** DATA EXCERPTS follows **
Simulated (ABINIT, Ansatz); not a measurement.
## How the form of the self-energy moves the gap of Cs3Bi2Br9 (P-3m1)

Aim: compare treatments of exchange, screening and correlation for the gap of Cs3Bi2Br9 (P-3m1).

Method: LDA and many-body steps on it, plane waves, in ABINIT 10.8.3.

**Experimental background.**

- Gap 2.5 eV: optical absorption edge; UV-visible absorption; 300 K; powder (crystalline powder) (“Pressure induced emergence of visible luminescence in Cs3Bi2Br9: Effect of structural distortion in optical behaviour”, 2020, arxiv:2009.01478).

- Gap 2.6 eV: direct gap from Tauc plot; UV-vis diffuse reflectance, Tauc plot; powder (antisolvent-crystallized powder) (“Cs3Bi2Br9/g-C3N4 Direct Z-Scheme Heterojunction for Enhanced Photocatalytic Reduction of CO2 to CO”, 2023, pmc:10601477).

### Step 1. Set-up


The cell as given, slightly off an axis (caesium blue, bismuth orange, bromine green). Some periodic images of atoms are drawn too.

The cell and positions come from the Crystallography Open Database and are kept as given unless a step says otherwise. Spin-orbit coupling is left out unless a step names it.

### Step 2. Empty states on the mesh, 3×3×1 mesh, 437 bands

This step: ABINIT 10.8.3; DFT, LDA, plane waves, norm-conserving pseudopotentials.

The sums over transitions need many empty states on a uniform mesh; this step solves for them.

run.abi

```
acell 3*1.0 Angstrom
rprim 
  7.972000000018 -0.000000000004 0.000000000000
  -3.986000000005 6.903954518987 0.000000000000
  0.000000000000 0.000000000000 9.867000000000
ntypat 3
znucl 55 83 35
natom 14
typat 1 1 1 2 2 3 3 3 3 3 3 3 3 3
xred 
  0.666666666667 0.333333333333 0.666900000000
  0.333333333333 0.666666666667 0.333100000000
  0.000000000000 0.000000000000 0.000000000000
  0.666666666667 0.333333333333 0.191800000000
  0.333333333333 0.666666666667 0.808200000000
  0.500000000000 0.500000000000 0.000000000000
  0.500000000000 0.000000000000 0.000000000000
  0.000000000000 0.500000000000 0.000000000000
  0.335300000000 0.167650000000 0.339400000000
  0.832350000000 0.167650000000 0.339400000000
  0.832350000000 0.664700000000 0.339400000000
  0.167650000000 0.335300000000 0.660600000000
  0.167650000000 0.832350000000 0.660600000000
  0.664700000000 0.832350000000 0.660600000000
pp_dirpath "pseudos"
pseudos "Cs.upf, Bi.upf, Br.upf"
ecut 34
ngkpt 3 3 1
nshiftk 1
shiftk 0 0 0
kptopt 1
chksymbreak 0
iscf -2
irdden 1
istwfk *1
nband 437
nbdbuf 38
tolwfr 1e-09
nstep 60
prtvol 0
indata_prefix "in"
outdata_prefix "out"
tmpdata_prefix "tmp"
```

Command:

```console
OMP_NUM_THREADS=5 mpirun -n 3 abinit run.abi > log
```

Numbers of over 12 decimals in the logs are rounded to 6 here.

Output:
** End of DATA EXCERPTS **

### ASSIGNED TASK
Output only an exact transcription of the lines above from the one with "## How the form" up to and including the one with "### Step 1. Set-up".

### RESPONSE
## How the form of the self-energy moves the gap of Cs3Bi2Br9 (P-3m1)

Aim: compare treatments of exchange, screening and correlation for the gap of Cs3Bi2Br9 (P-3m1).

Method: LDA and many-body steps on it, plane waves, in ABINIT 10.8.3.

**Experimental background.**

- Gap 2.5 eV: optical absorption edge; UV-visible absorption; 300 K; powder (crystalline powder) (“Pressure induced emergence of visible luminescence in Cs3Bi2Br9: Effect of structural distortion in optical behaviour”, 2020, arxiv:2009.01478).

- Gap 2.6 eV: direct gap from Tauc plot; UV-vis diffuse reflectance, Tauc plot; powder (antisolvent-crystallized powder) (“Cs3Bi2Br9/g-C3N4 Direct Z-Scheme Heterojunction for Enhanced Photocatalytic Reduction of CO2 to CO”, 2023, pmc:10601477).

### Step 1. Set-up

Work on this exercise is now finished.